··········

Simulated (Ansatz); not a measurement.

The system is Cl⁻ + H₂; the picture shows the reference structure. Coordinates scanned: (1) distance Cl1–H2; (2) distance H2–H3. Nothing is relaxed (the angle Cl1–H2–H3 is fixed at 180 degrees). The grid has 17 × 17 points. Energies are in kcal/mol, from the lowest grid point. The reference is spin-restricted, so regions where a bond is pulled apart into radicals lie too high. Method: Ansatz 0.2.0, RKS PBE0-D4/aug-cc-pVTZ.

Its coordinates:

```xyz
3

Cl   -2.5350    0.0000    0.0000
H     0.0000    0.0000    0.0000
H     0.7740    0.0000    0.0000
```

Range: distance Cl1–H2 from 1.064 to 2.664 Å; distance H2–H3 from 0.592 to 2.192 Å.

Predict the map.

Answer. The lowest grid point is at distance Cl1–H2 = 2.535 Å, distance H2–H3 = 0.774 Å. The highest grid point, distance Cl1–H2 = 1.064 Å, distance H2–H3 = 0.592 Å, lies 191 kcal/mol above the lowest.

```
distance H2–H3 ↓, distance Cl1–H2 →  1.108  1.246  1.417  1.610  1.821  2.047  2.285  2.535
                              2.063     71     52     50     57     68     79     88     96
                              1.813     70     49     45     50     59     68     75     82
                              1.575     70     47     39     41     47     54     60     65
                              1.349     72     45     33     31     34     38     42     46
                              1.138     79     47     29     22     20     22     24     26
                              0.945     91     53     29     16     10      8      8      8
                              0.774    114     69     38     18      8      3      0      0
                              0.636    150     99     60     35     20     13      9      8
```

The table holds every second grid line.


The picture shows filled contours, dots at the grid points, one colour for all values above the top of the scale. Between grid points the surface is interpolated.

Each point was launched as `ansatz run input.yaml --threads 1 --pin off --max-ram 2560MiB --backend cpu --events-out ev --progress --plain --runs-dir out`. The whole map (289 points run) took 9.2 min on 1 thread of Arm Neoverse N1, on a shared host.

··········

Work task → Reproduce the entries above exactly, but only the lines between the line holding "The table holds every second grid line." and the line holding "The picture shows filled", inclusive.

Answer box →
The table holds every second grid line.


The picture shows filled contours, dots at the grid points, one colour for all values above the top of the scale. Between grid points the surface is interpolated.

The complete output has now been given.